In your reply, reproduce the lines from the first one below to the line containing "Task: Give the", inclusive, exactly as they stand.

**Supplied information:**
>>>
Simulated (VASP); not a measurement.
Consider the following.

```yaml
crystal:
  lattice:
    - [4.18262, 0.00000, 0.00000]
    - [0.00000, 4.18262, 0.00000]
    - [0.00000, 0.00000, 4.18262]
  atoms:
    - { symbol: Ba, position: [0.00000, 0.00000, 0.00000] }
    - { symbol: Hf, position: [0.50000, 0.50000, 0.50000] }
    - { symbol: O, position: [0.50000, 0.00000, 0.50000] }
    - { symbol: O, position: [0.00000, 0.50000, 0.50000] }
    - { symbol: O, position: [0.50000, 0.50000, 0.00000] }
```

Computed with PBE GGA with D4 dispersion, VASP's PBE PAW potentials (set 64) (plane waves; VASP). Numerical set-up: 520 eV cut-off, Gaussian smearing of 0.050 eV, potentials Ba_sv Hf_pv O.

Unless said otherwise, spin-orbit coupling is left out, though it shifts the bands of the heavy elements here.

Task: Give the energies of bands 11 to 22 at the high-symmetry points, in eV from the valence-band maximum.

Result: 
<<<

**Task answer:**
Simulated (VASP); not a measurement.
Consider the following.

```yaml
crystal:
  lattice:
    - [4.18262, 0.00000, 0.00000]
    - [0.00000, 4.18262, 0.00000]
    - [0.00000, 0.00000, 4.18262]
  atoms:
    - { symbol: Ba, position: [0.00000, 0.00000, 0.00000] }
    - { symbol: Hf, position: [0.50000, 0.50000, 0.50000] }
    - { symbol: O, position: [0.50000, 0.00000, 0.50000] }
    - { symbol: O, position: [0.00000, 0.50000, 0.50000] }
    - { symbol: O, position: [0.50000, 0.50000, 0.00000] }
```

Computed with PBE GGA with D4 dispersion, VASP's PBE PAW potentials (set 64) (plane waves; VASP). Numerical set-up: 520 eV cut-off, Gaussian smearing of 0.050 eV, potentials Ba_sv Hf_pv O.

Unless said otherwise, spin-orbit coupling is left out, though it shifts the bands of the heavy elements here.

Task: Give the energies of bands 11 to 22 at the high-symmetry points, in eV from the valence-band maximum.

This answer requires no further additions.